Stored data -
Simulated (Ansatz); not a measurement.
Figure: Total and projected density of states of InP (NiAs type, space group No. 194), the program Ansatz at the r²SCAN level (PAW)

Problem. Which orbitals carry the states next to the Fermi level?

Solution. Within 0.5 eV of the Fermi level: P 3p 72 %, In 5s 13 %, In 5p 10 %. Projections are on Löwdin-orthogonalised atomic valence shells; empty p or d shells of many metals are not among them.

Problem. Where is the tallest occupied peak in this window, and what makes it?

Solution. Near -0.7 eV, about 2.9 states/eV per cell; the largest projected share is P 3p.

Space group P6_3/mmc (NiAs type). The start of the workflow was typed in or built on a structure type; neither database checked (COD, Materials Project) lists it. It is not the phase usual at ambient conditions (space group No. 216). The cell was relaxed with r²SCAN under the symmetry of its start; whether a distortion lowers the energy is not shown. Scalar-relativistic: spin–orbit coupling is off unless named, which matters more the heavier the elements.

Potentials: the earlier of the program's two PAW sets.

Required action - In the listing above, find the line with "Problem. Where is" and the line with "Space group P6_3/mmc", then print exactly those two lines and every line between them, and nothing more.

Task result -
Problem. Where is the tallest occupied peak in this window, and what makes it?

Solution. Near -0.7 eV, about 2.9 states/eV per cell; the largest projected share is P 3p.

Space group P6_3/mmc (NiAs type). The start of the workflow was typed in or built on a structure type; neither database checked (COD, Materials Project) lists it. It is not the phase usual at ambient conditions (space group No. 216). The cell was relaxed with r²SCAN under the symmetry of its start; whether a distortion lowers the energy is not shown. Scalar-relativistic: spin–orbit coupling is off unless named, which matters more the heavier the elements.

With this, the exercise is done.